BRIEF - All lines of the listing below are to be printed again exactly.

SUPPLIED MATERIAL -
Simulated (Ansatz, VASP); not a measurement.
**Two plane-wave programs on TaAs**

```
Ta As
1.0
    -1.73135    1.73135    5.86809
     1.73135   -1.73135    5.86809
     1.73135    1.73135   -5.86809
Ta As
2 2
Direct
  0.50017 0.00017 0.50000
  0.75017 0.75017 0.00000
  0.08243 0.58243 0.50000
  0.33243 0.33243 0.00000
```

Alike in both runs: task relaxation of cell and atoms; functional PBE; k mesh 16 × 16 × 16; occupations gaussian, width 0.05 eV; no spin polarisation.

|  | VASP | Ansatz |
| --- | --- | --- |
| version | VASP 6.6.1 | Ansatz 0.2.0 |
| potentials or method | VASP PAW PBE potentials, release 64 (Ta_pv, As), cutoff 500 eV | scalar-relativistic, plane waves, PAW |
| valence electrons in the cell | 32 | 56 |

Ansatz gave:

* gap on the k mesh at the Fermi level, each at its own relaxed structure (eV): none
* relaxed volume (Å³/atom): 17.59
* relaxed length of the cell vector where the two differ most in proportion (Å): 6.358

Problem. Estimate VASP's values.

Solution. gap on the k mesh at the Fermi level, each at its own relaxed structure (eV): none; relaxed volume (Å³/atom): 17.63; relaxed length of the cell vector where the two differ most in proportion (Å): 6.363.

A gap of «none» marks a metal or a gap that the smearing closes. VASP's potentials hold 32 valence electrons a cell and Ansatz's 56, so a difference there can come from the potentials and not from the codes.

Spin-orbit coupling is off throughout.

TASK RESULT -
Simulated (Ansatz, VASP); not a measurement.
**Two plane-wave programs on TaAs**

```
Ta As
1.0
    -1.73135    1.73135    5.86809
     1.73135   -1.73135    5.86809
     1.73135    1.73135   -5.86809
Ta As
2 2
Direct
  0.50017 0.00017 0.50000
  0.75017 0.75017 0.00000
  0.08243 0.58243 0.50000
  0.33243 0.33243 0.00000
```

Alike in both runs: task relaxation of cell and atoms; functional PBE; k mesh 16 × 16 × 16; occupations gaussian, width 0.05 eV; no spin polarisation.

|  | VASP | Ansatz |
| --- | --- | --- |
| version | VASP 6.6.1 | Ansatz 0.2.0 |
| potentials or method | VASP PAW PBE potentials, release 64 (Ta_pv, As), cutoff 500 eV | scalar-relativistic, plane waves, PAW |
| valence electrons in the cell | 32 | 56 |

Ansatz gave:

* gap on the k mesh at the Fermi level, each at its own relaxed structure (eV): none
* relaxed volume (Å³/atom): 17.59
* relaxed length of the cell vector where the two differ most in proportion (Å): 6.358

Problem. Estimate VASP's values.

Solution. gap on the k mesh at the Fermi level, each at its own relaxed structure (eV): none; relaxed volume (Å³/atom): 17.63; relaxed length of the cell vector where the two differ most in proportion (Å): 6.363.

A gap of «none» marks a metal or a gap that the smearing closes. VASP's potentials hold 32 valence electrons a cell and Ansatz's 56, so a difference there can come from the potentials and not from the codes.

Spin-orbit coupling is off throughout.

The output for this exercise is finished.